### Work item
Retype the entries exactly. Include every line.

### Given entries
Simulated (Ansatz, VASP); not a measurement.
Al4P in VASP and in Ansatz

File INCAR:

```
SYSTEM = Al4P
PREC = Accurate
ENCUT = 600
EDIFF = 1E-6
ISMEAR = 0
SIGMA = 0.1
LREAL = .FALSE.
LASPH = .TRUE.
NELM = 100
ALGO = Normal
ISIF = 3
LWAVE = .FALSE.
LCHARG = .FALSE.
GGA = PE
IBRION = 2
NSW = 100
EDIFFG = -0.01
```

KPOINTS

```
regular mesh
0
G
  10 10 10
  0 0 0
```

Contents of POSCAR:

### Task solution
Simulated (Ansatz, VASP); not a measurement.
Al4P in VASP and in Ansatz

File INCAR:

```
SYSTEM = Al4P
PREC = Accurate
ENCUT = 600
EDIFF = 1E-6
ISMEAR = 0
SIGMA = 0.1
LREAL = .FALSE.
LASPH = .TRUE.
NELM = 100
ALGO = Normal
ISIF = 3
LWAVE = .FALSE.
LCHARG = .FALSE.
GGA = PE
IBRION = 2
NSW = 100
EDIFFG = -0.01
```

KPOINTS

```
regular mesh
0
G
  10 10 10
  0 0 0
```

Contents of POSCAR:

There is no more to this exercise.